REQUIREMENT
Each line of the data has to be transcribed exactly.

=== Section Start ===
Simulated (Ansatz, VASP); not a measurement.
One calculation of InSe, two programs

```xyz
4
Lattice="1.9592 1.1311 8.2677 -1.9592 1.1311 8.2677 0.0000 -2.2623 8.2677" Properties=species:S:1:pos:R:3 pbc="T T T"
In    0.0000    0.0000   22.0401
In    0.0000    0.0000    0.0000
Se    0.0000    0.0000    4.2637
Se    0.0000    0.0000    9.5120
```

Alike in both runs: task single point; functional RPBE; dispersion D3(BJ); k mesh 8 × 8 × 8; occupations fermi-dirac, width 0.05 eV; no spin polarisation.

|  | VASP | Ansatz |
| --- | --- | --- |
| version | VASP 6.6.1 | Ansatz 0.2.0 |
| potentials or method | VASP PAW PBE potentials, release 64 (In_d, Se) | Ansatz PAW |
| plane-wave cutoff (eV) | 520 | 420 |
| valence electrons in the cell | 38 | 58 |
=== Section End ===

TASK SOLUTION
Simulated (Ansatz, VASP); not a measurement.
One calculation of InSe, two programs

```xyz
4
Lattice="1.9592 1.1311 8.2677 -1.9592 1.1311 8.2677 0.0000 -2.2623 8.2677" Properties=species:S:1:pos:R:3 pbc="T T T"
In    0.0000    0.0000   22.0401
In    0.0000    0.0000    0.0000
Se    0.0000    0.0000    4.2637
Se    0.0000    0.0000    9.5120
```

Alike in both runs: task single point; functional RPBE; dispersion D3(BJ); k mesh 8 × 8 × 8; occupations fermi-dirac, width 0.05 eV; no spin polarisation.

|  | VASP | Ansatz |
| --- | --- | --- |
| version | VASP 6.6.1 | Ansatz 0.2.0 |
| potentials or method | VASP PAW PBE potentials, release 64 (In_d, Se) | Ansatz PAW |
| plane-wave cutoff (eV) | 520 | 420 |
| valence electrons in the cell | 38 | 58 |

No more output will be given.